▸ Requirement
Below is a listing; return it in full, exactly as it appears.

(Beginning of Information supplied)

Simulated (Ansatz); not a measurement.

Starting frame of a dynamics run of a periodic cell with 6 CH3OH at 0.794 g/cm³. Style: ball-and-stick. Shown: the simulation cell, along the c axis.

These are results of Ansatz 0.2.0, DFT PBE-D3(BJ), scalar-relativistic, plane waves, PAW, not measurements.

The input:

(End of Information supplied)

▸ Your solution
Simulated (Ansatz); not a measurement.

Starting frame of a dynamics run of a periodic cell with 6 CH3OH at 0.794 g/cm³. Style: ball-and-stick. Shown: the simulation cell, along the c axis.

These are results of Ansatz 0.2.0, DFT PBE-D3(BJ), scalar-relativistic, plane waves, PAW, not measurements.

The input:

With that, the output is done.